::: Extracted entries :::

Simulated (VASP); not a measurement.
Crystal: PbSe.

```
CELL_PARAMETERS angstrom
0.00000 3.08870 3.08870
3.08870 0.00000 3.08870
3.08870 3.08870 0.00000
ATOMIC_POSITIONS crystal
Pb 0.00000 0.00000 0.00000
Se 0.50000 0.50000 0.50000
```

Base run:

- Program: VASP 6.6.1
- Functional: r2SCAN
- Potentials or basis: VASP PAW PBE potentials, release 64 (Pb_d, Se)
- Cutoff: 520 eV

:::

With every word kept as it is, set down the entries again.

Simulated (VASP); not a measurement.
Crystal: PbSe.

```
CELL_PARAMETERS angstrom
0.00000 3.08870 3.08870
3.08870 0.00000 3.08870
3.08870 3.08870 0.00000
ATOMIC_POSITIONS crystal
Pb 0.00000 0.00000 0.00000
Se 0.50000 0.50000 0.50000
```

Base run:

- Program: VASP 6.6.1
- Functional: r2SCAN
- Potentials or basis: VASP PAW PBE potentials, release 64 (Pb_d, Se)
- Cutoff: 520 eV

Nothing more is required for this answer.